Extracted entries =
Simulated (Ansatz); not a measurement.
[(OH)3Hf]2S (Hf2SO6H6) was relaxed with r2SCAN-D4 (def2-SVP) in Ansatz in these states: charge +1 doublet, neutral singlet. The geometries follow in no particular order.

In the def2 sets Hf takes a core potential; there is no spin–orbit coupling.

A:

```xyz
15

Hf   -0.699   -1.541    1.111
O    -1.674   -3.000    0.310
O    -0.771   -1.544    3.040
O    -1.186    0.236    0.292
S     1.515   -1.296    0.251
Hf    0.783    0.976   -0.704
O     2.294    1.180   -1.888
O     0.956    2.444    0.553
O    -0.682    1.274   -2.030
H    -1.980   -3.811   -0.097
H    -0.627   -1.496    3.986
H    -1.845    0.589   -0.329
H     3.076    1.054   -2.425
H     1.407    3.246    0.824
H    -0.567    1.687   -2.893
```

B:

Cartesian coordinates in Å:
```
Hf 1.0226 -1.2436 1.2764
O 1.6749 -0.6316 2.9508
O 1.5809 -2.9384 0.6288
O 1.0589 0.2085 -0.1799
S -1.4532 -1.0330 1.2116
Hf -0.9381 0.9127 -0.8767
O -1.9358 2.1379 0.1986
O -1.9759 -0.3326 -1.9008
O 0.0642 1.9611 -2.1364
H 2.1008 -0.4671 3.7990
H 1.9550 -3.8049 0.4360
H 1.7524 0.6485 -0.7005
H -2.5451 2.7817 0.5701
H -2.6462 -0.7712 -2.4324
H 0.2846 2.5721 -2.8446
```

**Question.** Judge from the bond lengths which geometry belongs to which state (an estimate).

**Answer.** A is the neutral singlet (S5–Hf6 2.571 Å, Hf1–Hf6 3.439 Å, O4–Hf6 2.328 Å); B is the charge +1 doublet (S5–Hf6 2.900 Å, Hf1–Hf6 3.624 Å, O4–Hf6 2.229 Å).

Assignment =
Output the lines above exactly, but only those between the line holding "[(OH)3Hf]2S (Hf2SO6H6) was" and the line holding "state (an estimate).", inclusive.

Exercise output =
[(OH)3Hf]2S (Hf2SO6H6) was relaxed with r2SCAN-D4 (def2-SVP) in Ansatz in these states: charge +1 doublet, neutral singlet. The geometries follow in no particular order.

In the def2 sets Hf takes a core potential; there is no spin–orbit coupling.

A:

```xyz
15

Hf   -0.699   -1.541    1.111
O    -1.674   -3.000    0.310
O    -0.771   -1.544    3.040
O    -1.186    0.236    0.292
S     1.515   -1.296    0.251
Hf    0.783    0.976   -0.704
O     2.294    1.180   -1.888
O     0.956    2.444    0.553
O    -0.682    1.274   -2.030
H    -1.980   -3.811   -0.097
H    -0.627   -1.496    3.986
H    -1.845    0.589   -0.329
H     3.076    1.054   -2.425
H     1.407    3.246    0.824
H    -0.567    1.687   -2.893
```

B:

Cartesian coordinates in Å:
```
Hf 1.0226 -1.2436 1.2764
O 1.6749 -0.6316 2.9508
O 1.5809 -2.9384 0.6288
O 1.0589 0.2085 -0.1799
S -1.4532 -1.0330 1.2116
Hf -0.9381 0.9127 -0.8767
O -1.9358 2.1379 0.1986
O -1.9759 -0.3326 -1.9008
O 0.0642 1.9611 -2.1364
H 2.1008 -0.4671 3.7990
H 1.9550 -3.8049 0.4360
H 1.7524 0.6485 -0.7005
H -2.5451 2.7817 0.5701
H -2.6462 -0.7712 -2.4324
H 0.2846 2.5721 -2.8446
```

**Question.** Judge from the bond lengths which geometry belongs to which state (an estimate).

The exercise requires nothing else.